(Data for review begins)

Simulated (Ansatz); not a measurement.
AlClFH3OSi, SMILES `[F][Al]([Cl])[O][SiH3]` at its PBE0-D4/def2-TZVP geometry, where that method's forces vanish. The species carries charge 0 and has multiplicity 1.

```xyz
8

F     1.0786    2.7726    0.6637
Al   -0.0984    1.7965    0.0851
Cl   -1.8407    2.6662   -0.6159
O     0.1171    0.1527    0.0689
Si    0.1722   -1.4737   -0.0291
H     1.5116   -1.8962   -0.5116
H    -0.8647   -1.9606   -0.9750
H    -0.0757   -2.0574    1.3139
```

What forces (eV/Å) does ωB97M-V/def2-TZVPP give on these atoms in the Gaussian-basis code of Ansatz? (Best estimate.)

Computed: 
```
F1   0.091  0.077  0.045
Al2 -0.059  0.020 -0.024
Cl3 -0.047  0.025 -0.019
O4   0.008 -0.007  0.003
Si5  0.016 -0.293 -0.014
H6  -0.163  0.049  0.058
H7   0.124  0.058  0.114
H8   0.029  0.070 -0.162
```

(Data for review ends)

Assigned task
Restate every entry above exactly as it stands.

Written solution
Simulated (Ansatz); not a measurement.
AlClFH3OSi, SMILES `[F][Al]([Cl])[O][SiH3]` at its PBE0-D4/def2-TZVP geometry, where that method's forces vanish. The species carries charge 0 and has multiplicity 1.

```xyz
8

F     1.0786    2.7726    0.6637
Al   -0.0984    1.7965    0.0851
Cl   -1.8407    2.6662   -0.6159
O     0.1171    0.1527    0.0689
Si    0.1722   -1.4737   -0.0291
H     1.5116   -1.8962   -0.5116
H    -0.8647   -1.9606   -0.9750
H    -0.0757   -2.0574    1.3139
```

What forces (eV/Å) does ωB97M-V/def2-TZVPP give on these atoms in the Gaussian-basis code of Ansatz? (Best estimate.)

Computed: 
```
F1   0.091  0.077  0.045
Al2 -0.059  0.020 -0.024
Cl3 -0.047  0.025 -0.019
O4   0.008 -0.007  0.003
Si5  0.016 -0.293 -0.014
H6  -0.163  0.049  0.058
H7   0.124  0.058  0.114
H8   0.029  0.070 -0.162
```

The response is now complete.